WORK ITEM
The answer is to be the data below, written out in full and exactly.

DATA EXCERPTS
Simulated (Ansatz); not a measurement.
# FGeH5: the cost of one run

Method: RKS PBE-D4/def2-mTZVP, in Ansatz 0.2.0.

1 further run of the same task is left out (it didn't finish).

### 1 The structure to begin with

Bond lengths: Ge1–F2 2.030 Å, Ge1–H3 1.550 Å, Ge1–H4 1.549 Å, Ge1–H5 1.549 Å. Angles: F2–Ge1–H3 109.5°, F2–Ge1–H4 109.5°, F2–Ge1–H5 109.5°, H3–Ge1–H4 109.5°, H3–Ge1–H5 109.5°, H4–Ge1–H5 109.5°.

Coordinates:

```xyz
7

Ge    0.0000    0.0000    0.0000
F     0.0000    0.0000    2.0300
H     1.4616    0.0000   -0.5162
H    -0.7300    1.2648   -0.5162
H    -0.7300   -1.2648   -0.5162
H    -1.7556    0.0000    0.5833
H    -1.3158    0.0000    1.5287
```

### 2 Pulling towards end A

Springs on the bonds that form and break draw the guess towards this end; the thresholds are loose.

ANSWER AREA
Simulated (Ansatz); not a measurement.
# FGeH5: the cost of one run

Method: RKS PBE-D4/def2-mTZVP, in Ansatz 0.2.0.

1 further run of the same task is left out (it didn't finish).

### 1 The structure to begin with

Bond lengths: Ge1–F2 2.030 Å, Ge1–H3 1.550 Å, Ge1–H4 1.549 Å, Ge1–H5 1.549 Å. Angles: F2–Ge1–H3 109.5°, F2–Ge1–H4 109.5°, F2–Ge1–H5 109.5°, H3–Ge1–H4 109.5°, H3–Ge1–H5 109.5°, H4–Ge1–H5 109.5°.

Coordinates:

```xyz
7

Ge    0.0000    0.0000    0.0000
F     0.0000    0.0000    2.0300
H     1.4616    0.0000   -0.5162
H    -0.7300    1.2648   -0.5162
H    -0.7300   -1.2648   -0.5162
H    -1.7556    0.0000    0.5833
H    -1.3158    0.0000    1.5287
```

### 2 Pulling towards end A

Springs on the bonds that form and break draw the guess towards this end; the thresholds are loose.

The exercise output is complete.